*WORK TASK:* Once you find the line with "# Density and ELF of SeI⁻" in the entries below, return exactly every line from it through the line with "The maps cover".

*EXTRACTED RECORDS:*
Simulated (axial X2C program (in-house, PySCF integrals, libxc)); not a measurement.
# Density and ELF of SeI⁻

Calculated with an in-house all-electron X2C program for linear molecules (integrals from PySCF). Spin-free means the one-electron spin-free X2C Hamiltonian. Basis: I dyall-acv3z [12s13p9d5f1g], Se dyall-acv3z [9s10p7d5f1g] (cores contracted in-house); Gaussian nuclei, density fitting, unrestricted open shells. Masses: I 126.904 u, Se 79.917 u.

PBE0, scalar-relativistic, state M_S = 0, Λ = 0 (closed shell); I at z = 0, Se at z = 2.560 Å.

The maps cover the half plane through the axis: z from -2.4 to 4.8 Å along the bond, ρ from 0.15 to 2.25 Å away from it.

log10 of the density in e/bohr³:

*PROBLEM SOLUTION:*
# Density and ELF of SeI⁻

Calculated with an in-house all-electron X2C program for linear molecules (integrals from PySCF). Spin-free means the one-electron spin-free X2C Hamiltonian. Basis: I dyall-acv3z [12s13p9d5f1g], Se dyall-acv3z [9s10p7d5f1g] (cores contracted in-house); Gaussian nuclei, density fitting, unrestricted open shells. Masses: I 126.904 u, Se 79.917 u.

PBE0, scalar-relativistic, state M_S = 0, Λ = 0 (closed shell); I at z = 0, Se at z = 2.560 Å.

The maps cover the half plane through the axis: z from -2.4 to 4.8 Å along the bond, ρ from 0.15 to 2.25 Å away from it.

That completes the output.